- _RECORDS PROVIDED_
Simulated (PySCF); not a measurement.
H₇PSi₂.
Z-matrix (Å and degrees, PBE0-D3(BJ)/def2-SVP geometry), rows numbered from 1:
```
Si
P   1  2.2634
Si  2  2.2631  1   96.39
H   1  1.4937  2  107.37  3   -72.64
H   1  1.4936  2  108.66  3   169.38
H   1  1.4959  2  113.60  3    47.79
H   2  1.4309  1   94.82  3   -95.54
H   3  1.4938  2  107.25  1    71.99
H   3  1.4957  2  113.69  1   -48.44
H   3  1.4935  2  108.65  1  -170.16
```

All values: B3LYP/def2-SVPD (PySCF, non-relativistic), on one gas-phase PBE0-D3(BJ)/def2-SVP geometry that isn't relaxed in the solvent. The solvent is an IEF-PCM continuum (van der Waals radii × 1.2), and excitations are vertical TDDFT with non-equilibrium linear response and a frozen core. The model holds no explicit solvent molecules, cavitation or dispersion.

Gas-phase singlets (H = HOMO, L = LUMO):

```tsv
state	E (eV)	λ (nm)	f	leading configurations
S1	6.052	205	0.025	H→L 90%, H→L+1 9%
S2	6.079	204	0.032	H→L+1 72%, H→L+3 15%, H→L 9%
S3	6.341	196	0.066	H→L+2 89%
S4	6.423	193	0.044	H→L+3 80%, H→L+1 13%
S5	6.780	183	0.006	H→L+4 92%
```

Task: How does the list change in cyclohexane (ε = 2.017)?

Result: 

- _ACTION ITEM_
Taking the entries from their first line through the line with "Task: How does", inclusive, restate each line word for word and give nothing else.

- _RESULT_
Simulated (PySCF); not a measurement.
H₇PSi₂.
Z-matrix (Å and degrees, PBE0-D3(BJ)/def2-SVP geometry), rows numbered from 1:
```
Si
P   1  2.2634
Si  2  2.2631  1   96.39
H   1  1.4937  2  107.37  3   -72.64
H   1  1.4936  2  108.66  3   169.38
H   1  1.4959  2  113.60  3    47.79
H   2  1.4309  1   94.82  3   -95.54
H   3  1.4938  2  107.25  1    71.99
H   3  1.4957  2  113.69  1   -48.44
H   3  1.4935  2  108.65  1  -170.16
```

All values: B3LYP/def2-SVPD (PySCF, non-relativistic), on one gas-phase PBE0-D3(BJ)/def2-SVP geometry that isn't relaxed in the solvent. The solvent is an IEF-PCM continuum (van der Waals radii × 1.2), and excitations are vertical TDDFT with non-equilibrium linear response and a frozen core. The model holds no explicit solvent molecules, cavitation or dispersion.

Gas-phase singlets (H = HOMO, L = LUMO):

```tsv
state	E (eV)	λ (nm)	f	leading configurations
S1	6.052	205	0.025	H→L 90%, H→L+1 9%
S2	6.079	204	0.032	H→L+1 72%, H→L+3 15%, H→L 9%
S3	6.341	196	0.066	H→L+2 89%
S4	6.423	193	0.044	H→L+3 80%, H→L+1 13%
S5	6.780	183	0.006	H→L+4 92%
```

Task: How does the list change in cyclohexane (ε = 2.017)?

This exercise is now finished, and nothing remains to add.